From the records below, transcribe only the lines running from the one with "4.44 | 4.83 |" through the one with "Wall time 76". Keep both of those end lines.

**** THE DATA
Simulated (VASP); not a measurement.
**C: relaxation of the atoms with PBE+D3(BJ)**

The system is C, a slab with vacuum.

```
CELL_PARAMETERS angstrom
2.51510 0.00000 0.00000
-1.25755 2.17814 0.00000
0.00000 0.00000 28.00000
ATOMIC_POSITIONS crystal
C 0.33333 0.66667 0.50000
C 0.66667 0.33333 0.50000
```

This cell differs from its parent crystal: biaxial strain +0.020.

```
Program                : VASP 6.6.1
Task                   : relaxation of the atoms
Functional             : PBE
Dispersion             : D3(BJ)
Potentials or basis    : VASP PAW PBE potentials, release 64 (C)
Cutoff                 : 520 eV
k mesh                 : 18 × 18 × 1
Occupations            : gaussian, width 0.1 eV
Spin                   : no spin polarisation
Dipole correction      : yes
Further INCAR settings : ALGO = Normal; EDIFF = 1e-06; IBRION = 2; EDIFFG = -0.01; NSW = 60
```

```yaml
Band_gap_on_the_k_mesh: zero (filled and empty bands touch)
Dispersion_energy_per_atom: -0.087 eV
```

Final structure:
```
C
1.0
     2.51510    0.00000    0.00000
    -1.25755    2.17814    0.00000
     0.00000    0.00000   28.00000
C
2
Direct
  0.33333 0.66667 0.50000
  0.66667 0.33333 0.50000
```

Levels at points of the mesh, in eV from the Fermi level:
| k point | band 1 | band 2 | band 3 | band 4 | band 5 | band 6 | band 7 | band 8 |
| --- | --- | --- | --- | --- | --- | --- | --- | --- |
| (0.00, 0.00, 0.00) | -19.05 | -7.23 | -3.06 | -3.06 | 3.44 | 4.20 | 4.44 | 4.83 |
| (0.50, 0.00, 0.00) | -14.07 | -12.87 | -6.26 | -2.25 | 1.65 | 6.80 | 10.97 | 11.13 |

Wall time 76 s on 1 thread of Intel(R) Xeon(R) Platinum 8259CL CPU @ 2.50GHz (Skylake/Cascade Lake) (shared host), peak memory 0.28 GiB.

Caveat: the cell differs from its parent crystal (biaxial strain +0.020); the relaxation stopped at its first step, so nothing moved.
********

- SOLUTION -
| (0.00, 0.00, 0.00) | -19.05 | -7.23 | -3.06 | -3.06 | 3.44 | 4.20 | 4.44 | 4.83 |
| (0.50, 0.00, 0.00) | -14.07 | -12.87 | -6.26 | -2.25 | 1.65 | 6.80 | 10.97 | 11.13 |

Wall time 76 s on 1 thread of Intel(R) Xeon(R) Platinum 8259CL CPU @ 2.50GHz (Skylake/Cascade Lake) (shared host), peak memory 0.28 GiB.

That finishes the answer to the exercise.